=== Assignment ===
Nothing but the lines from the one with "Potentials or basis: VASP" down to the one with "Hardware: 1 thread" should be returned, exactly and with both ends included, from the material below.

=== Record set ===
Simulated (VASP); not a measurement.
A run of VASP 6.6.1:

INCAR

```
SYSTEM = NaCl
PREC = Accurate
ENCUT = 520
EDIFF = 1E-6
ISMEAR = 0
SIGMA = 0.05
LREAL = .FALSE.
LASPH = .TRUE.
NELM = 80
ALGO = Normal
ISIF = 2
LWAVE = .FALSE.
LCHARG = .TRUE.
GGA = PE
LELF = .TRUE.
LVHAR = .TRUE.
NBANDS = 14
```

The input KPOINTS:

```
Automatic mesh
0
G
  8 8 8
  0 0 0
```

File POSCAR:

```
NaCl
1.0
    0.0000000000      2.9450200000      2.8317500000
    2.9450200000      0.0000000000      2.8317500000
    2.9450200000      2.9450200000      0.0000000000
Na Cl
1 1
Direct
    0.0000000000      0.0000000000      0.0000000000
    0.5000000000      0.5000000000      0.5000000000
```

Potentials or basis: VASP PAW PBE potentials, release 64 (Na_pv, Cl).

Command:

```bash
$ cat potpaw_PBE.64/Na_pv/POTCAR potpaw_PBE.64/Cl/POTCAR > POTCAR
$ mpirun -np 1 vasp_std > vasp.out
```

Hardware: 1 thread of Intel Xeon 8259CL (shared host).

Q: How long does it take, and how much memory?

=== Answer box ===
Potentials or basis: VASP PAW PBE potentials, release 64 (Na_pv, Cl).

Command:

```bash
$ cat potpaw_PBE.64/Na_pv/POTCAR potpaw_PBE.64/Cl/POTCAR > POTCAR
$ mpirun -np 1 vasp_std > vasp.out
```

Hardware: 1 thread of Intel Xeon 8259CL (shared host).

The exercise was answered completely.